→ LISTED RECORDS:
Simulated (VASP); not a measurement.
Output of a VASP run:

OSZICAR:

→ REQUIREMENT: Could you restate all of the lines above without altering a single word?

→ RESPONSE BOX:
Simulated (VASP); not a measurement.
Output of a VASP run:

OSZICAR:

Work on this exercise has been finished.